**REQUIRED ACTION:** Up to and including the line with "Level of this", copy the records below exactly from their first line.

○ ○ ○

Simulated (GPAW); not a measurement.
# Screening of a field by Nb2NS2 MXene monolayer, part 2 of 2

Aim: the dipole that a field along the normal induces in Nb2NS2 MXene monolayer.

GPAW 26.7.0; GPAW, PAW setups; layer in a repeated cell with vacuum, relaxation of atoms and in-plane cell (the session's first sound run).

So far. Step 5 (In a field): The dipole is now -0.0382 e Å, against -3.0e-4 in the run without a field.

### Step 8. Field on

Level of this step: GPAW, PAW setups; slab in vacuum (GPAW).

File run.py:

○ ○ ○

**ANSWER SPACE:**
Simulated (GPAW); not a measurement.
# Screening of a field by Nb2NS2 MXene monolayer, part 2 of 2

Aim: the dipole that a field along the normal induces in Nb2NS2 MXene monolayer.

GPAW 26.7.0; GPAW, PAW setups; layer in a repeated cell with vacuum, relaxation of atoms and in-plane cell (the session's first sound run).

So far. Step 5 (In a field): The dipole is now -0.0382 e Å, against -3.0e-4 in the run without a field.

### Step 8. Field on

Level of this step: GPAW, PAW setups; slab in vacuum (GPAW).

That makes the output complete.